-- Opening Marker --
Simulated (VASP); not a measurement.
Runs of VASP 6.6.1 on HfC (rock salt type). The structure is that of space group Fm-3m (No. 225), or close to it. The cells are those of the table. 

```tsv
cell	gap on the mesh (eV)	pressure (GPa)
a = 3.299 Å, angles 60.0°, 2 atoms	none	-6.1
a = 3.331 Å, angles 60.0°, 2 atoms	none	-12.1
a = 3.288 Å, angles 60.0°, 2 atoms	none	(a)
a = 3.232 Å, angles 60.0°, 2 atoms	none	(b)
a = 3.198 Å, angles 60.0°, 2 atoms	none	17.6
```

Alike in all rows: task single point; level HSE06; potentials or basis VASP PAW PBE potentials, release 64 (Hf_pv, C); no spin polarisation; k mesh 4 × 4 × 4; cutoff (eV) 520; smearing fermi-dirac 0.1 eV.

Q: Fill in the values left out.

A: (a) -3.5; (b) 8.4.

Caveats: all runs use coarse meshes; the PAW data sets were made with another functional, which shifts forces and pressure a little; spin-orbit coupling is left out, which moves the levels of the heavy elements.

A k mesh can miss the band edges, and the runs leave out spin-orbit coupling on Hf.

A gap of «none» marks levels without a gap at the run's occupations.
-- Closing Marker --

Assignment >> In the entries above, one line contains "A: (a) -3.5; (b) 8.4." and another contains "A k mesh can". Reproduce exactly those two lines and the lines between them, nothing else.

Response box >>
A: (a) -3.5; (b) 8.4.

Caveats: all runs use coarse meshes; the PAW data sets were made with another functional, which shifts forces and pressure a little; spin-orbit coupling is left out, which moves the levels of the heavy elements.

A k mesh can miss the band edges, and the runs leave out spin-orbit coupling on Hf.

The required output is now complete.